| Work order |
Please write out each entry that follows, keeping it exactly the same.

(Given data Opens)

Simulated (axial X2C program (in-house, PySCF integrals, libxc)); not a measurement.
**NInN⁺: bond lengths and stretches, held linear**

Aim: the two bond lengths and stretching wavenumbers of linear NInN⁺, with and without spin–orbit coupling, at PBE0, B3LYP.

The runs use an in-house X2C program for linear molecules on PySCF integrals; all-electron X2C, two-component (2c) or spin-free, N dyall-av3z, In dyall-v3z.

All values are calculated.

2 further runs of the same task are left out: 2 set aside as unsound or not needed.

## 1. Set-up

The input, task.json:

(Given data Closes)

| Response box |
Simulated (axial X2C program (in-house, PySCF integrals, libxc)); not a measurement.
**NInN⁺: bond lengths and stretches, held linear**

Aim: the two bond lengths and stretching wavenumbers of linear NInN⁺, with and without spin–orbit coupling, at PBE0, B3LYP.

The runs use an in-house X2C program for linear molecules on PySCF integrals; all-electron X2C, two-component (2c) or spin-free, N dyall-av3z, In dyall-v3z.

All values are calculated.

2 further runs of the same task are left out: 2 set aside as unsound or not needed.

## 1. Set-up

The input, task.json:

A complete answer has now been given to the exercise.